EXTRACTED ENTRIES:
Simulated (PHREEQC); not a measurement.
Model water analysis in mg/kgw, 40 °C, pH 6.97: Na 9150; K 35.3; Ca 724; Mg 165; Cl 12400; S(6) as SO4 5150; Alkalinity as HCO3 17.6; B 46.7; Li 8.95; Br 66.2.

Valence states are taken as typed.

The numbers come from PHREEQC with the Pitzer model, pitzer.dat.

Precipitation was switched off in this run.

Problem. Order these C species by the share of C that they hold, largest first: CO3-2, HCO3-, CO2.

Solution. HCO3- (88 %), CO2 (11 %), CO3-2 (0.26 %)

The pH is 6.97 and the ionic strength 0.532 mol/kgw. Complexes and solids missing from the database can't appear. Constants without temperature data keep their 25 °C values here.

REQUIRED ACTION: Your reply should consist of all the records, set down exactly.

WORKED SOLUTION:
Simulated (PHREEQC); not a measurement.
Model water analysis in mg/kgw, 40 °C, pH 6.97: Na 9150; K 35.3; Ca 724; Mg 165; Cl 12400; S(6) as SO4 5150; Alkalinity as HCO3 17.6; B 46.7; Li 8.95; Br 66.2.

Valence states are taken as typed.

The numbers come from PHREEQC with the Pitzer model, pitzer.dat.

Precipitation was switched off in this run.

Problem. Order these C species by the share of C that they hold, largest first: CO3-2, HCO3-, CO2.

Solution. HCO3- (88 %), CO2 (11 %), CO3-2 (0.26 %)

The pH is 6.97 and the ionic strength 0.532 mol/kgw. Complexes and solids missing from the database can't appear. Constants without temperature data keep their 25 °C values here.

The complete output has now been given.